> ASSIGNED TASK
Copy the whole listing below exactly.

> STUDY MATERIAL
====================

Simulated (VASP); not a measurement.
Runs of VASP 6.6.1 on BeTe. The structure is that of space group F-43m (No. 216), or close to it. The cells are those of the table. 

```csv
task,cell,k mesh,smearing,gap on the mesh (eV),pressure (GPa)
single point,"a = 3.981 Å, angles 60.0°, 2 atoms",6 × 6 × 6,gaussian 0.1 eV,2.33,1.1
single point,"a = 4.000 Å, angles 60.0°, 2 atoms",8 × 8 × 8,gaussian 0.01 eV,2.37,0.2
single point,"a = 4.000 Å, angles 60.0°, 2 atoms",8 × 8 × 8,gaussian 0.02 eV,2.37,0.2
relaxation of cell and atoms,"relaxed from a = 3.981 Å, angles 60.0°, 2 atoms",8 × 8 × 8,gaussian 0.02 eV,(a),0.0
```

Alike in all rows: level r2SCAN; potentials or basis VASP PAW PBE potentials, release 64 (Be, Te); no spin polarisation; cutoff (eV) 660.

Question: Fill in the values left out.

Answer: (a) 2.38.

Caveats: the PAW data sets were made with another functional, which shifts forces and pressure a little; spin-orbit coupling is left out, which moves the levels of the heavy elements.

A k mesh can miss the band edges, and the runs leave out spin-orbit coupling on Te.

====================

> EXERCISE OUTPUT
Simulated (VASP); not a measurement.
Runs of VASP 6.6.1 on BeTe. The structure is that of space group F-43m (No. 216), or close to it. The cells are those of the table. 

```csv
task,cell,k mesh,smearing,gap on the mesh (eV),pressure (GPa)
single point,"a = 3.981 Å, angles 60.0°, 2 atoms",6 × 6 × 6,gaussian 0.1 eV,2.33,1.1
single point,"a = 4.000 Å, angles 60.0°, 2 atoms",8 × 8 × 8,gaussian 0.01 eV,2.37,0.2
single point,"a = 4.000 Å, angles 60.0°, 2 atoms",8 × 8 × 8,gaussian 0.02 eV,2.37,0.2
relaxation of cell and atoms,"relaxed from a = 3.981 Å, angles 60.0°, 2 atoms",8 × 8 × 8,gaussian 0.02 eV,(a),0.0
```

Alike in all rows: level r2SCAN; potentials or basis VASP PAW PBE potentials, release 64 (Be, Te); no spin polarisation; cutoff (eV) 660.

Question: Fill in the values left out.

Answer: (a) 2.38.

Caveats: the PAW data sets were made with another functional, which shifts forces and pressure a little; spin-orbit coupling is left out, which moves the levels of the heavy elements.

A k mesh can miss the band edges, and the runs leave out spin-orbit coupling on Te.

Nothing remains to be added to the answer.